§ DATASET ENTRIES:
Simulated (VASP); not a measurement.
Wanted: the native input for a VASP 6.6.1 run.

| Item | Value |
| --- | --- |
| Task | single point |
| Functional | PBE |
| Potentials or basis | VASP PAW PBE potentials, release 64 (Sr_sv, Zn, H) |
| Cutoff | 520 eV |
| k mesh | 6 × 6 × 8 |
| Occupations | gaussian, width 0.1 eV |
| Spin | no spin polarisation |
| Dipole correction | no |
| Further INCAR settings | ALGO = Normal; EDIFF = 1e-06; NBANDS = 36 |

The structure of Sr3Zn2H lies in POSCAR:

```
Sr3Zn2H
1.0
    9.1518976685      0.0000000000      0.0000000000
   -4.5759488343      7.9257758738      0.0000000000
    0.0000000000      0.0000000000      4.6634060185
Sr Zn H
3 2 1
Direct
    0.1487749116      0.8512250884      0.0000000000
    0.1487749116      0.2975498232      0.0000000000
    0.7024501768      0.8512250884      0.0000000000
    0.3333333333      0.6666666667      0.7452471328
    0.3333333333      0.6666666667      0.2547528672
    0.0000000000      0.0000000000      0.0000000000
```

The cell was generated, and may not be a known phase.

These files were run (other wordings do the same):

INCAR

§ ASSIGNMENT: Nothing in the listing may be changed; retype it all exactly.

§ TASK OUTPUT:
Simulated (VASP); not a measurement.
Wanted: the native input for a VASP 6.6.1 run.

| Item | Value |
| --- | --- |
| Task | single point |
| Functional | PBE |
| Potentials or basis | VASP PAW PBE potentials, release 64 (Sr_sv, Zn, H) |
| Cutoff | 520 eV |
| k mesh | 6 × 6 × 8 |
| Occupations | gaussian, width 0.1 eV |
| Spin | no spin polarisation |
| Dipole correction | no |
| Further INCAR settings | ALGO = Normal; EDIFF = 1e-06; NBANDS = 36 |

The structure of Sr3Zn2H lies in POSCAR:

```
Sr3Zn2H
1.0
    9.1518976685      0.0000000000      0.0000000000
   -4.5759488343      7.9257758738      0.0000000000
    0.0000000000      0.0000000000      4.6634060185
Sr Zn H
3 2 1
Direct
    0.1487749116      0.8512250884      0.0000000000
    0.1487749116      0.2975498232      0.0000000000
    0.7024501768      0.8512250884      0.0000000000
    0.3333333333      0.6666666667      0.7452471328
    0.3333333333      0.6666666667      0.2547528672
    0.0000000000      0.0000000000      0.0000000000
```

The cell was generated, and may not be a known phase.

These files were run (other wordings do the same):

INCAR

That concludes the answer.